+++

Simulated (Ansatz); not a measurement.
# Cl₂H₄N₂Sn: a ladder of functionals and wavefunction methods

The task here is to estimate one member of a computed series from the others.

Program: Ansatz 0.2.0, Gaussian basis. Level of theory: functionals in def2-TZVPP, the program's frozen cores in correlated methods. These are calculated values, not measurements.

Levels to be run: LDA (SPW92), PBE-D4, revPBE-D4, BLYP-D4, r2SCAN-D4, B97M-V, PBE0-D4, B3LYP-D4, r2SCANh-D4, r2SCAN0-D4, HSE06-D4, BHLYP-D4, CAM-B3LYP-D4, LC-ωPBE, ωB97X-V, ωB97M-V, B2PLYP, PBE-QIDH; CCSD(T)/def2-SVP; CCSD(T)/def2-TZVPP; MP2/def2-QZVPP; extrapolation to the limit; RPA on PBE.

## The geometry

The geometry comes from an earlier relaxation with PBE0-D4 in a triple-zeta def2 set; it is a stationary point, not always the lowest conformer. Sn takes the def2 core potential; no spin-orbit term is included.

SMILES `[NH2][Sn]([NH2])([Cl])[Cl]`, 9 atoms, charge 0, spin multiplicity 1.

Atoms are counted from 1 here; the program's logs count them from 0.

+++

#### Assignment:
All lines from the beginning of the listing through the one with "The task here" are to be restated word for word, and only those.

#### Response:
Simulated (Ansatz); not a measurement.
# Cl₂H₄N₂Sn: a ladder of functionals and wavefunction methods

The task here is to estimate one member of a computed series from the others.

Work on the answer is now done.